§ Work request
Each line of the listing must be set down exactly as it stands.

§ Provided material
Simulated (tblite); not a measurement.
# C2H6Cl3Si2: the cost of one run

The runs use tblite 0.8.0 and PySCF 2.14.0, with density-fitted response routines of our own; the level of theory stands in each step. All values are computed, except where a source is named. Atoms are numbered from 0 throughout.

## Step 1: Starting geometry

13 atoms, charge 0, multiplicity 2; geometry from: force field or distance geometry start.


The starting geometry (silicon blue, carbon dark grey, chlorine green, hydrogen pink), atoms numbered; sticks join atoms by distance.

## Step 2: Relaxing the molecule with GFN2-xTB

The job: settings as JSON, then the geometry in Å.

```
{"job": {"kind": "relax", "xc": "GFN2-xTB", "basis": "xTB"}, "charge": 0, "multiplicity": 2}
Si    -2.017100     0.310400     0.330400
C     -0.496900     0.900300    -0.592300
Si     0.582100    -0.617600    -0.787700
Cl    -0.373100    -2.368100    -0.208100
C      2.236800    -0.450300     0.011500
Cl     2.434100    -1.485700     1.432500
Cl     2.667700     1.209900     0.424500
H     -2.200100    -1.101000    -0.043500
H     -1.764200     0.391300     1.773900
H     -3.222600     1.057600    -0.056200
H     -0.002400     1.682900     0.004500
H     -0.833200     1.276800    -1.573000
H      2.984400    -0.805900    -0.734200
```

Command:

§ Response box
Simulated (tblite); not a measurement.
# C2H6Cl3Si2: the cost of one run

The runs use tblite 0.8.0 and PySCF 2.14.0, with density-fitted response routines of our own; the level of theory stands in each step. All values are computed, except where a source is named. Atoms are numbered from 0 throughout.

## Step 1: Starting geometry

13 atoms, charge 0, multiplicity 2; geometry from: force field or distance geometry start.


The starting geometry (silicon blue, carbon dark grey, chlorine green, hydrogen pink), atoms numbered; sticks join atoms by distance.

## Step 2: Relaxing the molecule with GFN2-xTB

The job: settings as JSON, then the geometry in Å.

```
{"job": {"kind": "relax", "xc": "GFN2-xTB", "basis": "xTB"}, "charge": 0, "multiplicity": 2}
Si    -2.017100     0.310400     0.330400
C     -0.496900     0.900300    -0.592300
Si     0.582100    -0.617600    -0.787700
Cl    -0.373100    -2.368100    -0.208100
C      2.236800    -0.450300     0.011500
Cl     2.434100    -1.485700     1.432500
Cl     2.667700     1.209900     0.424500
H     -2.200100    -1.101000    -0.043500
H     -1.764200     0.391300     1.773900
H     -3.222600     1.057600    -0.056200
H     -0.002400     1.682900     0.004500
H     -0.833200     1.276800    -1.573000
H      2.984400    -0.805900    -0.734200
```

Command:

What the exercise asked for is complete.